# Brief
A faithful transcription of all the data is required.

————————

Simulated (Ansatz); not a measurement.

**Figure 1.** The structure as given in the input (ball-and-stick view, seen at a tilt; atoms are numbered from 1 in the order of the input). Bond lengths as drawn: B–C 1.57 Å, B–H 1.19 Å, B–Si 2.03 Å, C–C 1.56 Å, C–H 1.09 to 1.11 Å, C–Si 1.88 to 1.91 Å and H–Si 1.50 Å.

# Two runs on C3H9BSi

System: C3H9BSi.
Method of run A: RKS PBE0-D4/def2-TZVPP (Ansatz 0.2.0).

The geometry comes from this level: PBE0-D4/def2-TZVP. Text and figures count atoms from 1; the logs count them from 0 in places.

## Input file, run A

————————

# Task output
Simulated (Ansatz); not a measurement.

**Figure 1.** The structure as given in the input (ball-and-stick view, seen at a tilt; atoms are numbered from 1 in the order of the input). Bond lengths as drawn: B–C 1.57 Å, B–H 1.19 Å, B–Si 2.03 Å, C–C 1.56 Å, C–H 1.09 to 1.11 Å, C–Si 1.88 to 1.91 Å and H–Si 1.50 Å.

# Two runs on C3H9BSi

System: C3H9BSi.
Method of run A: RKS PBE0-D4/def2-TZVPP (Ansatz 0.2.0).

The geometry comes from this level: PBE0-D4/def2-TZVP. Text and figures count atoms from 1; the logs count them from 0 in places.

## Input file, run A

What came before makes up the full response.